■ Data provided ■
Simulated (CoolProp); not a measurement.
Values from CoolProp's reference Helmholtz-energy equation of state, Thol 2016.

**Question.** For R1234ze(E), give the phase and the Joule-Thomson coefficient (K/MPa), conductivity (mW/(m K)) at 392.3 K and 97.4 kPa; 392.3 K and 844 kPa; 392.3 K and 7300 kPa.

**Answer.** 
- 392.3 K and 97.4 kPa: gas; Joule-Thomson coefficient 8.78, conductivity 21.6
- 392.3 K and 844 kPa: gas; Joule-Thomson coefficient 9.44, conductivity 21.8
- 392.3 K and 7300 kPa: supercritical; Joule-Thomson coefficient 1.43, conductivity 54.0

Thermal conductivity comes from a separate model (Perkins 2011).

■ Assigned task ■
Write out again every entry above, exactly as given.

■ Worked solution ■
Simulated (CoolProp); not a measurement.
Values from CoolProp's reference Helmholtz-energy equation of state, Thol 2016.

**Question.** For R1234ze(E), give the phase and the Joule-Thomson coefficient (K/MPa), conductivity (mW/(m K)) at 392.3 K and 97.4 kPa; 392.3 K and 844 kPa; 392.3 K and 7300 kPa.

**Answer.** 
- 392.3 K and 97.4 kPa: gas; Joule-Thomson coefficient 8.78, conductivity 21.6
- 392.3 K and 844 kPa: gas; Joule-Thomson coefficient 9.44, conductivity 21.8
- 392.3 K and 7300 kPa: supercritical; Joule-Thomson coefficient 1.43, conductivity 54.0

Thermal conductivity comes from a separate model (Perkins 2011).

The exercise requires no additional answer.